____________

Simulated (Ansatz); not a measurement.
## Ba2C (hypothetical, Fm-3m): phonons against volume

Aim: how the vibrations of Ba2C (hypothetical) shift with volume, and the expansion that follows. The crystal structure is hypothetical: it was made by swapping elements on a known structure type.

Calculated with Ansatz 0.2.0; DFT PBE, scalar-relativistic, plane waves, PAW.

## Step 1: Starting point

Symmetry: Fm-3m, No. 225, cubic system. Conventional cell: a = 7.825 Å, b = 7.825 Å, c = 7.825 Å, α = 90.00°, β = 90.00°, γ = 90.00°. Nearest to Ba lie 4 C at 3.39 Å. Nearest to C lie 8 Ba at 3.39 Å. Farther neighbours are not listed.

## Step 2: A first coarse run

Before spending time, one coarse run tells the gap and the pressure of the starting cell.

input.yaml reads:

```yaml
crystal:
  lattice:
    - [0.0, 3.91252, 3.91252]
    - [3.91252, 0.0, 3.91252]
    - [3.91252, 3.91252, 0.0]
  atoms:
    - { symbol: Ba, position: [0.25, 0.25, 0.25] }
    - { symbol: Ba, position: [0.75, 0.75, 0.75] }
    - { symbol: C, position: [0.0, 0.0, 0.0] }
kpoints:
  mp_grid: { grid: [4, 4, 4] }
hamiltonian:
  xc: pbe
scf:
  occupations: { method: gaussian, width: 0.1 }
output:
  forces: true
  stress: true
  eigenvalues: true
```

____________

- WORK ORDER: A word-for-word copy of the lines above from the one with "## Ba2C (hypothetical, Fm-3m): phonons" through the one with "Aim: how the", inclusive, is the only output wanted.

- TASK RESPONSE:
## Ba2C (hypothetical, Fm-3m): phonons against volume

Aim: how the vibrations of Ba2C (hypothetical) shift with volume, and the expansion that follows. The crystal structure is hypothetical: it was made by swapping elements on a known structure type.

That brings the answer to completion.